——————————
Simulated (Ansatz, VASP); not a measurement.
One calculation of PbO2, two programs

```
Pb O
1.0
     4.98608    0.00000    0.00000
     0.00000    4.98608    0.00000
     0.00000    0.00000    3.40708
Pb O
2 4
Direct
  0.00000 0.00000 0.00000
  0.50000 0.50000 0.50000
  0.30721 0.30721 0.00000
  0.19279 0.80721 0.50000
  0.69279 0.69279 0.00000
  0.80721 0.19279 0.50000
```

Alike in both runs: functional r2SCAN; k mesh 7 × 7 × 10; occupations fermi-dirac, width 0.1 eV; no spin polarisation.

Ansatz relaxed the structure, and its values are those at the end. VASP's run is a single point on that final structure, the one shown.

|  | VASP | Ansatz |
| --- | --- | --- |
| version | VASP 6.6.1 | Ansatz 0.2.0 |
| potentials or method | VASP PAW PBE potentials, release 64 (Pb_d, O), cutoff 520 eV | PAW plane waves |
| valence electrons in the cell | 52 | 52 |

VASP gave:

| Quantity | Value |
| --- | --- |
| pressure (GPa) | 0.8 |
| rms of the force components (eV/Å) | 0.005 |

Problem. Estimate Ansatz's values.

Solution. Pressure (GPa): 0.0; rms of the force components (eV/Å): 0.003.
——————————

REQUIRED ACTION
Make sure every record is repeated exactly.

TASK OUTPUT
Simulated (Ansatz, VASP); not a measurement.
One calculation of PbO2, two programs

```
Pb O
1.0
     4.98608    0.00000    0.00000
     0.00000    4.98608    0.00000
     0.00000    0.00000    3.40708
Pb O
2 4
Direct
  0.00000 0.00000 0.00000
  0.50000 0.50000 0.50000
  0.30721 0.30721 0.00000
  0.19279 0.80721 0.50000
  0.69279 0.69279 0.00000
  0.80721 0.19279 0.50000
```

Alike in both runs: functional r2SCAN; k mesh 7 × 7 × 10; occupations fermi-dirac, width 0.1 eV; no spin polarisation.

Ansatz relaxed the structure, and its values are those at the end. VASP's run is a single point on that final structure, the one shown.

|  | VASP | Ansatz |
| --- | --- | --- |
| version | VASP 6.6.1 | Ansatz 0.2.0 |
| potentials or method | VASP PAW PBE potentials, release 64 (Pb_d, O), cutoff 520 eV | PAW plane waves |
| valence electrons in the cell | 52 | 52 |

VASP gave:

| Quantity | Value |
| --- | --- |
| pressure (GPa) | 0.8 |
| rms of the force components (eV/Å) | 0.005 |

Problem. Estimate Ansatz's values.

Solution. Pressure (GPa): 0.0; rms of the force components (eV/Å): 0.003.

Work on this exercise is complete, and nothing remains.